----------

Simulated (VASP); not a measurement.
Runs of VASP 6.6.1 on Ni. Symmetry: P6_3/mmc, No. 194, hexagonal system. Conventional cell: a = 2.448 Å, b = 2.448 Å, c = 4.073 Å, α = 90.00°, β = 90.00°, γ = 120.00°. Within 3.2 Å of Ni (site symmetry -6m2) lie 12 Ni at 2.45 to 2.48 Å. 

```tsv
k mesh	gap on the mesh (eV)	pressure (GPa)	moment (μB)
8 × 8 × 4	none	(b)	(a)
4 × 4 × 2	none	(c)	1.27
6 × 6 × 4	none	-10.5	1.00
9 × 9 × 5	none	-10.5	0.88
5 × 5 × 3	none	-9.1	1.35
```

----------

### [BRIEF]
Every line of the listing is to be returned exactly as given.

### [RESPONSE BOX]
Simulated (VASP); not a measurement.
Runs of VASP 6.6.1 on Ni. Symmetry: P6_3/mmc, No. 194, hexagonal system. Conventional cell: a = 2.448 Å, b = 2.448 Å, c = 4.073 Å, α = 90.00°, β = 90.00°, γ = 120.00°. Within 3.2 Å of Ni (site symmetry -6m2) lie 12 Ni at 2.45 to 2.48 Å. 

```tsv
k mesh	gap on the mesh (eV)	pressure (GPa)	moment (μB)
8 × 8 × 4	none	(b)	(a)
4 × 4 × 2	none	(c)	1.27
6 × 6 × 4	none	-10.5	1.00
9 × 9 × 5	none	-10.5	0.88
5 × 5 × 3	none	-9.1	1.35
```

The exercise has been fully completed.